* [WORK ORDER]: Below is some data. Retype exactly the lines starting at the one with "VASP 6.6.1 |" and ending at the one with "spin polarisation |".

* * * *

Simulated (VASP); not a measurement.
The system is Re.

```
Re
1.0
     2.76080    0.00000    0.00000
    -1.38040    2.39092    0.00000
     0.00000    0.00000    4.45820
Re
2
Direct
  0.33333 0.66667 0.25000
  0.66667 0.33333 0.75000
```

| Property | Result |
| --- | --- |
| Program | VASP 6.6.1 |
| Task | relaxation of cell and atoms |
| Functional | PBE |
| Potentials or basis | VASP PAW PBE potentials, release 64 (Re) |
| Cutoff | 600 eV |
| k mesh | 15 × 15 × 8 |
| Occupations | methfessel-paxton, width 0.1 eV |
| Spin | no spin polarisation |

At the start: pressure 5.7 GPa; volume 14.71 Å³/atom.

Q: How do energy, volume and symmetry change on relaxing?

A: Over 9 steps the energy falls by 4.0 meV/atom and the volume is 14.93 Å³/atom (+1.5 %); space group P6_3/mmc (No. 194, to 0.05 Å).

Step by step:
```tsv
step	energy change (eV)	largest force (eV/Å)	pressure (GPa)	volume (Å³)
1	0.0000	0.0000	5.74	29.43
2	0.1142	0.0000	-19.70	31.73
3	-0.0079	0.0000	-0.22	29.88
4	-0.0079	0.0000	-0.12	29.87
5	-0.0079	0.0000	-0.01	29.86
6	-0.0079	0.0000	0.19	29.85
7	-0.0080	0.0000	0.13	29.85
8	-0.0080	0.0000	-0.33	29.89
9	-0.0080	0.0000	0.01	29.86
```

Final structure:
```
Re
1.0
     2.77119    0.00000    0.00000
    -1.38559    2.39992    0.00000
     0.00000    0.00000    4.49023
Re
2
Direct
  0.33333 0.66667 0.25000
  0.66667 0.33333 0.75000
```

* * * *

* [TASK SOLUTION]:
| Program | VASP 6.6.1 |
| Task | relaxation of cell and atoms |
| Functional | PBE |
| Potentials or basis | VASP PAW PBE potentials, release 64 (Re) |
| Cutoff | 600 eV |
| k mesh | 15 × 15 × 8 |
| Occupations | methfessel-paxton, width 0.1 eV |
| Spin | no spin polarisation |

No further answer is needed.